### TASK ITEM
If a line contains "Levels at points", it is the last one to write out; begin with the first line of the records and copy each exactly.

MATERIAL SUPPLIED Start Marker

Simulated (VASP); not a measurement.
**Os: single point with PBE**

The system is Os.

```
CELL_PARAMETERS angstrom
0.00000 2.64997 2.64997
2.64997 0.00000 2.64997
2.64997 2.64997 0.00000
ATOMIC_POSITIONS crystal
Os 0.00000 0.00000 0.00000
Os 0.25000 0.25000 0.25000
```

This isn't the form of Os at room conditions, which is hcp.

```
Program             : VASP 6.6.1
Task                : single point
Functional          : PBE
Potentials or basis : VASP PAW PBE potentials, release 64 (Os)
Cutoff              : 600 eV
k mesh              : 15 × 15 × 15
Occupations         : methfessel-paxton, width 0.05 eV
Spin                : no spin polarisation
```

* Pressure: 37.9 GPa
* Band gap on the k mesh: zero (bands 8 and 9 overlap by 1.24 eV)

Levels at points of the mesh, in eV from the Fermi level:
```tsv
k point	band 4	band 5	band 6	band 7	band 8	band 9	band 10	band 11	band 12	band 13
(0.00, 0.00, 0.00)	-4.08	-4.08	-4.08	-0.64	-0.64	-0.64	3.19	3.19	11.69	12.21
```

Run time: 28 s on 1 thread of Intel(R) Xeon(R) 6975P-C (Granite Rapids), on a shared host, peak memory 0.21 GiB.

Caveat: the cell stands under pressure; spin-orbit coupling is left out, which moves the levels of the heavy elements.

MATERIAL SUPPLIED End Marker

### TASK ANSWER
Simulated (VASP); not a measurement.
**Os: single point with PBE**

The system is Os.

```
CELL_PARAMETERS angstrom
0.00000 2.64997 2.64997
2.64997 0.00000 2.64997
2.64997 2.64997 0.00000
ATOMIC_POSITIONS crystal
Os 0.00000 0.00000 0.00000
Os 0.25000 0.25000 0.25000
```

This isn't the form of Os at room conditions, which is hcp.

```
Program             : VASP 6.6.1
Task                : single point
Functional          : PBE
Potentials or basis : VASP PAW PBE potentials, release 64 (Os)
Cutoff              : 600 eV
k mesh              : 15 × 15 × 15
Occupations         : methfessel-paxton, width 0.05 eV
Spin                : no spin polarisation
```

* Pressure: 37.9 GPa
* Band gap on the k mesh: zero (bands 8 and 9 overlap by 1.24 eV)

Levels at points of the mesh, in eV from the Fermi level:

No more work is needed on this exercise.